▽

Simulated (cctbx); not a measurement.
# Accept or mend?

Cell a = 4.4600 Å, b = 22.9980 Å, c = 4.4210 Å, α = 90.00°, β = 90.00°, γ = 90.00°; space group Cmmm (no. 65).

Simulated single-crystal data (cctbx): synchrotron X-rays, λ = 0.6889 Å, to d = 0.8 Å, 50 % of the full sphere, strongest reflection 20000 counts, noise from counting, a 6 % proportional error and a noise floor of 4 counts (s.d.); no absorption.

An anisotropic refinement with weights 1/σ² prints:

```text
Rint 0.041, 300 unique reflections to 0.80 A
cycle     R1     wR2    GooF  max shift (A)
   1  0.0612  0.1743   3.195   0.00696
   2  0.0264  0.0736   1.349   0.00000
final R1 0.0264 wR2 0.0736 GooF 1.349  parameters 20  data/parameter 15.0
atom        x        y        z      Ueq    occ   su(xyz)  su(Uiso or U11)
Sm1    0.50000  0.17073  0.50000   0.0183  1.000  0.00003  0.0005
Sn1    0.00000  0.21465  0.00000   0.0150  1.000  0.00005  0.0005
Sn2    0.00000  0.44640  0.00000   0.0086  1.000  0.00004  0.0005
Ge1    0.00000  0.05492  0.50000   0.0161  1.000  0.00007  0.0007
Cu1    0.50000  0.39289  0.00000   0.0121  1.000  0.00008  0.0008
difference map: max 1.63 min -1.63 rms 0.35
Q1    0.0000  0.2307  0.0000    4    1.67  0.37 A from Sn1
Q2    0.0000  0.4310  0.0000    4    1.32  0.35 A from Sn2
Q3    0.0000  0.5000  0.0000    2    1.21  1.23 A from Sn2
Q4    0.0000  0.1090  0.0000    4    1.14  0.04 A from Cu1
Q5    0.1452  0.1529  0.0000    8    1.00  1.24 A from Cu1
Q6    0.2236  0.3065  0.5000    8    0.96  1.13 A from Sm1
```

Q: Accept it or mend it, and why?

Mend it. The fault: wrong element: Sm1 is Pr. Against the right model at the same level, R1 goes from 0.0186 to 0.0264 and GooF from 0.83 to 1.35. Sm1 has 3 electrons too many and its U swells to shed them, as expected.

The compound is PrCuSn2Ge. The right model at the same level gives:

△

Assignment:
Only the lines from the first one of the listing up to and including the line where "Mend it. The" appears are wanted, reproduced exactly.

Solution:
Simulated (cctbx); not a measurement.
# Accept or mend?

Cell a = 4.4600 Å, b = 22.9980 Å, c = 4.4210 Å, α = 90.00°, β = 90.00°, γ = 90.00°; space group Cmmm (no. 65).

Simulated single-crystal data (cctbx): synchrotron X-rays, λ = 0.6889 Å, to d = 0.8 Å, 50 % of the full sphere, strongest reflection 20000 counts, noise from counting, a 6 % proportional error and a noise floor of 4 counts (s.d.); no absorption.

An anisotropic refinement with weights 1/σ² prints:

```text
Rint 0.041, 300 unique reflections to 0.80 A
cycle     R1     wR2    GooF  max shift (A)
   1  0.0612  0.1743   3.195   0.00696
   2  0.0264  0.0736   1.349   0.00000
final R1 0.0264 wR2 0.0736 GooF 1.349  parameters 20  data/parameter 15.0
atom        x        y        z      Ueq    occ   su(xyz)  su(Uiso or U11)
Sm1    0.50000  0.17073  0.50000   0.0183  1.000  0.00003  0.0005
Sn1    0.00000  0.21465  0.00000   0.0150  1.000  0.00005  0.0005
Sn2    0.00000  0.44640  0.00000   0.0086  1.000  0.00004  0.0005
Ge1    0.00000  0.05492  0.50000   0.0161  1.000  0.00007  0.0007
Cu1    0.50000  0.39289  0.00000   0.0121  1.000  0.00008  0.0008
difference map: max 1.63 min -1.63 rms 0.35
Q1    0.0000  0.2307  0.0000    4    1.67  0.37 A from Sn1
Q2    0.0000  0.4310  0.0000    4    1.32  0.35 A from Sn2
Q3    0.0000  0.5000  0.0000    2    1.21  1.23 A from Sn2
Q4    0.0000  0.1090  0.0000    4    1.14  0.04 A from Cu1
Q5    0.1452  0.1529  0.0000    8    1.00  1.24 A from Cu1
Q6    0.2236  0.3065  0.5000    8    0.96  1.13 A from Sm1
```

Q: Accept it or mend it, and why?

Mend it. The fault: wrong element: Sm1 is Pr. Against the right model at the same level, R1 goes from 0.0186 to 0.0264 and GooF from 0.83 to 1.35. Sm1 has 3 electrons too many and its U swells to shed them, as expected.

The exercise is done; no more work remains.